### TASK ITEM
Below are records; output all of them exactly.

### SOURCE DATA
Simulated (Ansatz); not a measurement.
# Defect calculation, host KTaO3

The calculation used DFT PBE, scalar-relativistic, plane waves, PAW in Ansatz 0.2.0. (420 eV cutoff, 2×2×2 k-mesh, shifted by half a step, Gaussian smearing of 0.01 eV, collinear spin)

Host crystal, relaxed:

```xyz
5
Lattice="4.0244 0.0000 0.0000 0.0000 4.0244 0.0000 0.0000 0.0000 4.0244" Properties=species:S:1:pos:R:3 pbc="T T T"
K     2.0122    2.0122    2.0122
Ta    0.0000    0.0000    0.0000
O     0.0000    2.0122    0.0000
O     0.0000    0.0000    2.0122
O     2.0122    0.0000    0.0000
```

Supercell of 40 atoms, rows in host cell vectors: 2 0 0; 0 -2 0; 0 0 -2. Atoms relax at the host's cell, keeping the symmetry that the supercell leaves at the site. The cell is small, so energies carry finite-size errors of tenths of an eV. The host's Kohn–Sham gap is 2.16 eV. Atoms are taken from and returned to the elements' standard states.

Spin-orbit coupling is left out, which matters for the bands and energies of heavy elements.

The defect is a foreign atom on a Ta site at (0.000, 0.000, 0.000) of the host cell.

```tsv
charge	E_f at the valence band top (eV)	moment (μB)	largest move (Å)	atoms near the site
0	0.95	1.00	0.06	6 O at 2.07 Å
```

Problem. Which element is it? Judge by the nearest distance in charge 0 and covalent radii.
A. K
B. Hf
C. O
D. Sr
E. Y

### EXERCISE OUTPUT
Simulated (Ansatz); not a measurement.
# Defect calculation, host KTaO3

The calculation used DFT PBE, scalar-relativistic, plane waves, PAW in Ansatz 0.2.0. (420 eV cutoff, 2×2×2 k-mesh, shifted by half a step, Gaussian smearing of 0.01 eV, collinear spin)

Host crystal, relaxed:

```xyz
5
Lattice="4.0244 0.0000 0.0000 0.0000 4.0244 0.0000 0.0000 0.0000 4.0244" Properties=species:S:1:pos:R:3 pbc="T T T"
K     2.0122    2.0122    2.0122
Ta    0.0000    0.0000    0.0000
O     0.0000    2.0122    0.0000
O     0.0000    0.0000    2.0122
O     2.0122    0.0000    0.0000
```

Supercell of 40 atoms, rows in host cell vectors: 2 0 0; 0 -2 0; 0 0 -2. Atoms relax at the host's cell, keeping the symmetry that the supercell leaves at the site. The cell is small, so energies carry finite-size errors of tenths of an eV. The host's Kohn–Sham gap is 2.16 eV. Atoms are taken from and returned to the elements' standard states.

Spin-orbit coupling is left out, which matters for the bands and energies of heavy elements.

The defect is a foreign atom on a Ta site at (0.000, 0.000, 0.000) of the host cell.

```tsv
charge	E_f at the valence band top (eV)	moment (μB)	largest move (Å)	atoms near the site
0	0.95	1.00	0.06	6 O at 2.07 Å
```

Problem. Which element is it? Judge by the nearest distance in charge 0 and covalent radii.
A. K
B. Hf
C. O
D. Sr
E. Y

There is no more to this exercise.